> Excerpted data:
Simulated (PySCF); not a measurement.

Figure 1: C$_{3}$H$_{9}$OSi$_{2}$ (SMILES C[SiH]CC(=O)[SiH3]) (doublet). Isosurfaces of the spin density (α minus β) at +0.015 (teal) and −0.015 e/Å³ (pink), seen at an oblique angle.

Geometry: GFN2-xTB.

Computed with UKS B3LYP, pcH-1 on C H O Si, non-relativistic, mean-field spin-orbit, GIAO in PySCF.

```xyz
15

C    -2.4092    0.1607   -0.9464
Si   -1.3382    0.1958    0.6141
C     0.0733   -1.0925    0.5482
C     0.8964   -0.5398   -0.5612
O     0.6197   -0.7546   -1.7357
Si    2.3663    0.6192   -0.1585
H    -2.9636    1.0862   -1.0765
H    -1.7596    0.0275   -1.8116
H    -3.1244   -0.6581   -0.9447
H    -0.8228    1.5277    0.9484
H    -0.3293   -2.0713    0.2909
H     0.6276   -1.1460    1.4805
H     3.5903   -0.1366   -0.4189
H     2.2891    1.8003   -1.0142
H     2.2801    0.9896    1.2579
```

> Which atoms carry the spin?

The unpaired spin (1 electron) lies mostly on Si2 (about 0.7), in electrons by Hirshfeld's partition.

> Work task: In the listing above, find the line with "Geometry: GFN2-xTB." and the line with "carry the spin?", then print exactly those lines and every line between them.

> Answer box:
Geometry: GFN2-xTB.

Computed with UKS B3LYP, pcH-1 on C H O Si, non-relativistic, mean-field spin-orbit, GIAO in PySCF.

```xyz
15

C    -2.4092    0.1607   -0.9464
Si   -1.3382    0.1958    0.6141
C     0.0733   -1.0925    0.5482
C     0.8964   -0.5398   -0.5612
O     0.6197   -0.7546   -1.7357
Si    2.3663    0.6192   -0.1585
H    -2.9636    1.0862   -1.0765
H    -1.7596    0.0275   -1.8116
H    -3.1244   -0.6581   -0.9447
H    -0.8228    1.5277    0.9484
H    -0.3293   -2.0713    0.2909
H     0.6276   -1.1460    1.4805
H     3.5903   -0.1366   -0.4189
H     2.2891    1.8003   -1.0142
H     2.2801    0.9896    1.2579
```

> Which atoms carry the spin?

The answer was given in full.